_Task item_
Retype the listing that follows, word for word.

───

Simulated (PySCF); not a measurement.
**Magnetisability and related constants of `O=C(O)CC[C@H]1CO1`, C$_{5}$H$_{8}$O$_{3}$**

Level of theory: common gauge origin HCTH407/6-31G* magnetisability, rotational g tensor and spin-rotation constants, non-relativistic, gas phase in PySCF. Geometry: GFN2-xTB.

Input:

───

_Exercise answer_
Simulated (PySCF); not a measurement.
**Magnetisability and related constants of `O=C(O)CC[C@H]1CO1`, C$_{5}$H$_{8}$O$_{3}$**

Level of theory: common gauge origin HCTH407/6-31G* magnetisability, rotational g tensor and spin-rotation constants, non-relativistic, gas phase in PySCF. Geometry: GFN2-xTB.

Input:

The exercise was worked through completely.